## STUDY MATERIAL:
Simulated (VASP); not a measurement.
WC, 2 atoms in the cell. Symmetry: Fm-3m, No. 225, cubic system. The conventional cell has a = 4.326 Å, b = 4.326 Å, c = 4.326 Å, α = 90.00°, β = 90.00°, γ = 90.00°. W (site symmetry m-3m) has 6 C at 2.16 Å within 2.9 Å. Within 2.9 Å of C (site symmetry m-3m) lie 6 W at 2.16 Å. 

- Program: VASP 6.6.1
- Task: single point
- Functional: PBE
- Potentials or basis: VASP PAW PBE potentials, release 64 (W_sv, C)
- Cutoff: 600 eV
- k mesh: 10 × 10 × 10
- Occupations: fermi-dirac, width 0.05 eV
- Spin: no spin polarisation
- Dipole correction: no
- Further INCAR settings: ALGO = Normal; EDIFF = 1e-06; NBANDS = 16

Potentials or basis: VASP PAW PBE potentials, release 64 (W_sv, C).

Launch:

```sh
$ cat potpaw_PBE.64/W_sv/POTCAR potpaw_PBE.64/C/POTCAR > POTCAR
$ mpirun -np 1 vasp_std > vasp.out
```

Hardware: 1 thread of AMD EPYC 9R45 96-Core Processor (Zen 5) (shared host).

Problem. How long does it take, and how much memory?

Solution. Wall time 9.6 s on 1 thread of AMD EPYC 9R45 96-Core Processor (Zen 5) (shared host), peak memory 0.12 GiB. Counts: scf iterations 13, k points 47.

## REQUIRED ACTION:
The line with "- Task: single point" marks the end; reproduce exactly every line from the start of the entries up to it, that line included.

## EXERCISE ANSWER:
Simulated (VASP); not a measurement.
WC, 2 atoms in the cell. Symmetry: Fm-3m, No. 225, cubic system. The conventional cell has a = 4.326 Å, b = 4.326 Å, c = 4.326 Å, α = 90.00°, β = 90.00°, γ = 90.00°. W (site symmetry m-3m) has 6 C at 2.16 Å within 2.9 Å. Within 2.9 Å of C (site symmetry m-3m) lie 6 W at 2.16 Å. 

- Program: VASP 6.6.1
- Task: single point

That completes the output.